----------------------------------------

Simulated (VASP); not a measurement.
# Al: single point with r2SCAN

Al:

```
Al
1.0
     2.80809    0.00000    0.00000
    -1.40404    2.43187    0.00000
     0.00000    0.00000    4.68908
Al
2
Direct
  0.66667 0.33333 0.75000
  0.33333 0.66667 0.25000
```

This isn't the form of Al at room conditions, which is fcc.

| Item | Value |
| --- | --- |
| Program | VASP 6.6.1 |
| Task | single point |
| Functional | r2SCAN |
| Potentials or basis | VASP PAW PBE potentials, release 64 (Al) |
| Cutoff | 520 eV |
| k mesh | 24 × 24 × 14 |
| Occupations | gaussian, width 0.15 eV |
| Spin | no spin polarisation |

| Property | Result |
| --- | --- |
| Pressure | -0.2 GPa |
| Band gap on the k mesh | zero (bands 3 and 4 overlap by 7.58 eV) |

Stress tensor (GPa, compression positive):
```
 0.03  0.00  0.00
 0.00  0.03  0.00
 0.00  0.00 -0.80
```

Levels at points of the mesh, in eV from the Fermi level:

----------------------------------------

## Task item
Copy the data. Make sure every line matches exactly.

## Answer box
Simulated (VASP); not a measurement.
# Al: single point with r2SCAN

Al:

```
Al
1.0
     2.80809    0.00000    0.00000
    -1.40404    2.43187    0.00000
     0.00000    0.00000    4.68908
Al
2
Direct
  0.66667 0.33333 0.75000
  0.33333 0.66667 0.25000
```

This isn't the form of Al at room conditions, which is fcc.

| Item | Value |
| --- | --- |
| Program | VASP 6.6.1 |
| Task | single point |
| Functional | r2SCAN |
| Potentials or basis | VASP PAW PBE potentials, release 64 (Al) |
| Cutoff | 520 eV |
| k mesh | 24 × 24 × 14 |
| Occupations | gaussian, width 0.15 eV |
| Spin | no spin polarisation |

| Property | Result |
| --- | --- |
| Pressure | -0.2 GPa |
| Band gap on the k mesh | zero (bands 3 and 4 overlap by 7.58 eV) |

Stress tensor (GPa, compression positive):
```
 0.03  0.00  0.00
 0.00  0.03  0.00
 0.00  0.00 -0.80
```

Levels at points of the mesh, in eV from the Fermi level:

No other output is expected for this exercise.